>>

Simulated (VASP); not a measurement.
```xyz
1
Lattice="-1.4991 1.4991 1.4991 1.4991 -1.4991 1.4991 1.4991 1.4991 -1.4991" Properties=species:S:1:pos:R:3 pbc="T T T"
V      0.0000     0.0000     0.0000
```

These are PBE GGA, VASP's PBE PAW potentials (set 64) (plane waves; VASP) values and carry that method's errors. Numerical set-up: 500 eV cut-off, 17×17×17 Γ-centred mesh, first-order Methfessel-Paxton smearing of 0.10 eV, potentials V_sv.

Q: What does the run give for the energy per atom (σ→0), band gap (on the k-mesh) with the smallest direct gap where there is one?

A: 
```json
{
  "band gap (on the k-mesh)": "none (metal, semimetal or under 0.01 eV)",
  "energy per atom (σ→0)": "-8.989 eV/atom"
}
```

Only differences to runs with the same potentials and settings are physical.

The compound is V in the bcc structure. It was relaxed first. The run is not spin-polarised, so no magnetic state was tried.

<<

Take the lines from the first line of the records through the line holding "Only differences to", both included, and please reproduce them exactly with nothing added.

### YOUR RESPONSE
Simulated (VASP); not a measurement.
```xyz
1
Lattice="-1.4991 1.4991 1.4991 1.4991 -1.4991 1.4991 1.4991 1.4991 -1.4991" Properties=species:S:1:pos:R:3 pbc="T T T"
V      0.0000     0.0000     0.0000
```

These are PBE GGA, VASP's PBE PAW potentials (set 64) (plane waves; VASP) values and carry that method's errors. Numerical set-up: 500 eV cut-off, 17×17×17 Γ-centred mesh, first-order Methfessel-Paxton smearing of 0.10 eV, potentials V_sv.

Q: What does the run give for the energy per atom (σ→0), band gap (on the k-mesh) with the smallest direct gap where there is one?

A: 
```json
{
  "band gap (on the k-mesh)": "none (metal, semimetal or under 0.01 eV)",
  "energy per atom (σ→0)": "-8.989 eV/atom"
}
```

Only differences to runs with the same potentials and settings are physical.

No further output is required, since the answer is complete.